*ASSIGNMENT*
Retype the full listing without altering anything.

- Opening Delimiter -

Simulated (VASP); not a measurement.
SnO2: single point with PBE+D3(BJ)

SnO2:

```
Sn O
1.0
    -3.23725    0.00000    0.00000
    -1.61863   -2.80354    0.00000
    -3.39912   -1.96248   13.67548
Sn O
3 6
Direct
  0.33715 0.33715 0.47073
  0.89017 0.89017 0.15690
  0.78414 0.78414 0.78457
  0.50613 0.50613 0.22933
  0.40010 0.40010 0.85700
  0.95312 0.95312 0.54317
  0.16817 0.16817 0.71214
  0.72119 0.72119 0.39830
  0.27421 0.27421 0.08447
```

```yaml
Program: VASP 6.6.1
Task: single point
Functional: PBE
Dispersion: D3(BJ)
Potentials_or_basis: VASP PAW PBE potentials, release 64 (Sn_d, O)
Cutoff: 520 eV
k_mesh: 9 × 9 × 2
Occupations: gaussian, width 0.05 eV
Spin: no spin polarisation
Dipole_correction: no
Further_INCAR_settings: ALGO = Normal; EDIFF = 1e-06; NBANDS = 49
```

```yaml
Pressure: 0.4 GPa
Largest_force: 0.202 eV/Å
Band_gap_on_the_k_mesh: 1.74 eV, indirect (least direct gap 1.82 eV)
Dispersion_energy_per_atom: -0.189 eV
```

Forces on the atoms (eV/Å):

- Closing Delimiter -

*WORKED SOLUTION*
Simulated (VASP); not a measurement.
SnO2: single point with PBE+D3(BJ)

SnO2:

```
Sn O
1.0
    -3.23725    0.00000    0.00000
    -1.61863   -2.80354    0.00000
    -3.39912   -1.96248   13.67548
Sn O
3 6
Direct
  0.33715 0.33715 0.47073
  0.89017 0.89017 0.15690
  0.78414 0.78414 0.78457
  0.50613 0.50613 0.22933
  0.40010 0.40010 0.85700
  0.95312 0.95312 0.54317
  0.16817 0.16817 0.71214
  0.72119 0.72119 0.39830
  0.27421 0.27421 0.08447
```

```yaml
Program: VASP 6.6.1
Task: single point
Functional: PBE
Dispersion: D3(BJ)
Potentials_or_basis: VASP PAW PBE potentials, release 64 (Sn_d, O)
Cutoff: 520 eV
k_mesh: 9 × 9 × 2
Occupations: gaussian, width 0.05 eV
Spin: no spin polarisation
Dipole_correction: no
Further_INCAR_settings: ALGO = Normal; EDIFF = 1e-06; NBANDS = 49
```

```yaml
Pressure: 0.4 GPa
Largest_force: 0.202 eV/Å
Band_gap_on_the_k_mesh: 1.74 eV, indirect (least direct gap 1.82 eV)
Dispersion_energy_per_atom: -0.189 eV
```

Forces on the atoms (eV/Å):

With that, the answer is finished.